* **Data excerpts**
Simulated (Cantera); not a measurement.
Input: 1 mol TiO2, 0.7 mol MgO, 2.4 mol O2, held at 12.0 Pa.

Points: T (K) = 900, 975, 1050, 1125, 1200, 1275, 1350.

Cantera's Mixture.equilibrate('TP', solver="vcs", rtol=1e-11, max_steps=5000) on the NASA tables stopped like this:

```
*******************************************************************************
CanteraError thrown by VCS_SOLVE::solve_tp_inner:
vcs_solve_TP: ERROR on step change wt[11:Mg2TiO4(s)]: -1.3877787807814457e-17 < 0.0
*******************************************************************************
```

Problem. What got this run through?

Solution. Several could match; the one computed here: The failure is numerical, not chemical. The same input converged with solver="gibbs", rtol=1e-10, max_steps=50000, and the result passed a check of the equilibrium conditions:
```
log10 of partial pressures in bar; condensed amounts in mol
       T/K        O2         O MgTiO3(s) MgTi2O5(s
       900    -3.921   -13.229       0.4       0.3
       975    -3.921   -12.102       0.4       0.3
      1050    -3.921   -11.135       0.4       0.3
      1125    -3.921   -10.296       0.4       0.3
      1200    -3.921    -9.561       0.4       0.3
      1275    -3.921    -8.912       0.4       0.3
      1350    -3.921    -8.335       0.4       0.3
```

* **Work item**
The entries above must be retyped exactly, down to the last character.

* **Your response**
Simulated (Cantera); not a measurement.
Input: 1 mol TiO2, 0.7 mol MgO, 2.4 mol O2, held at 12.0 Pa.

Points: T (K) = 900, 975, 1050, 1125, 1200, 1275, 1350.

Cantera's Mixture.equilibrate('TP', solver="vcs", rtol=1e-11, max_steps=5000) on the NASA tables stopped like this:

```
*******************************************************************************
CanteraError thrown by VCS_SOLVE::solve_tp_inner:
vcs_solve_TP: ERROR on step change wt[11:Mg2TiO4(s)]: -1.3877787807814457e-17 < 0.0
*******************************************************************************
```

Problem. What got this run through?

Solution. Several could match; the one computed here: The failure is numerical, not chemical. The same input converged with solver="gibbs", rtol=1e-10, max_steps=50000, and the result passed a check of the equilibrium conditions:
```
log10 of partial pressures in bar; condensed amounts in mol
       T/K        O2         O MgTiO3(s) MgTi2O5(s
       900    -3.921   -13.229       0.4       0.3
       975    -3.921   -12.102       0.4       0.3
      1050    -3.921   -11.135       0.4       0.3
      1125    -3.921   -10.296       0.4       0.3
      1200    -3.921    -9.561       0.4       0.3
      1275    -3.921    -8.912       0.4       0.3
      1350    -3.921    -8.335       0.4       0.3
```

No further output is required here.